====
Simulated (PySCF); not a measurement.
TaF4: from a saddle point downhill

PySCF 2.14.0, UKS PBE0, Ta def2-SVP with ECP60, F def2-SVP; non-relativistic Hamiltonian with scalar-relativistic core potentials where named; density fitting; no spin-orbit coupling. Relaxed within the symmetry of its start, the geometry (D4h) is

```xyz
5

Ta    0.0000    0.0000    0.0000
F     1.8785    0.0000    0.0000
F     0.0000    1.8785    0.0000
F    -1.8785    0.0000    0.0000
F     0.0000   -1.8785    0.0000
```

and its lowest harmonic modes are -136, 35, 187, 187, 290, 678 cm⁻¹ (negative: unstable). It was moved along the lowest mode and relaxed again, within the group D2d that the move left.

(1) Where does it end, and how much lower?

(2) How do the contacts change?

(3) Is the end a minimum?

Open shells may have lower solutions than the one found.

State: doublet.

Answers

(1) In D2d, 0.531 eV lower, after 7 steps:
====

→ **REQUIRED ACTION**
Your task is to set down only the lines that run from the opening of the listing to the line with "and its lowest", both ends included, each unchanged.

→ **RESPONSE**
Simulated (PySCF); not a measurement.
TaF4: from a saddle point downhill

PySCF 2.14.0, UKS PBE0, Ta def2-SVP with ECP60, F def2-SVP; non-relativistic Hamiltonian with scalar-relativistic core potentials where named; density fitting; no spin-orbit coupling. Relaxed within the symmetry of its start, the geometry (D4h) is

```xyz
5

Ta    0.0000    0.0000    0.0000
F     1.8785    0.0000    0.0000
F     0.0000    1.8785    0.0000
F    -1.8785    0.0000    0.0000
F     0.0000   -1.8785    0.0000
```

and its lowest harmonic modes are -136, 35, 187, 187, 290, 678 cm⁻¹ (negative: unstable). It was moved along the lowest mode and relaxed again, within the group D2d that the move left.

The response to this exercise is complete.